Data provided START
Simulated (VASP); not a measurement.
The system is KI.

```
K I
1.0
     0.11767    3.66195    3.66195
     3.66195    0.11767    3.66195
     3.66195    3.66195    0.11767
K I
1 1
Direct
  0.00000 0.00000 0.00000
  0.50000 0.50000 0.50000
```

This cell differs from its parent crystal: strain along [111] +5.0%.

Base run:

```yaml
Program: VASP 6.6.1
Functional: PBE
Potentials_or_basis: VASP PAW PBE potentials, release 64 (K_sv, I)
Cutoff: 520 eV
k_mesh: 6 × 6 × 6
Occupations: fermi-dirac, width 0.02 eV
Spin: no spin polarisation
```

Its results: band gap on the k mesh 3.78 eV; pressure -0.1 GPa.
Data provided END

Work order ▸ Repeat all the lines above verbatim.

Expected answer ▸
Simulated (VASP); not a measurement.
The system is KI.

```
K I
1.0
     0.11767    3.66195    3.66195
     3.66195    0.11767    3.66195
     3.66195    3.66195    0.11767
K I
1 1
Direct
  0.00000 0.00000 0.00000
  0.50000 0.50000 0.50000
```

This cell differs from its parent crystal: strain along [111] +5.0%.

Base run:

```yaml
Program: VASP 6.6.1
Functional: PBE
Potentials_or_basis: VASP PAW PBE potentials, release 64 (K_sv, I)
Cutoff: 520 eV
k_mesh: 6 × 6 × 6
Occupations: fermi-dirac, width 0.02 eV
Spin: no spin polarisation
```

Its results: band gap on the k mesh 3.78 eV; pressure -0.1 GPa.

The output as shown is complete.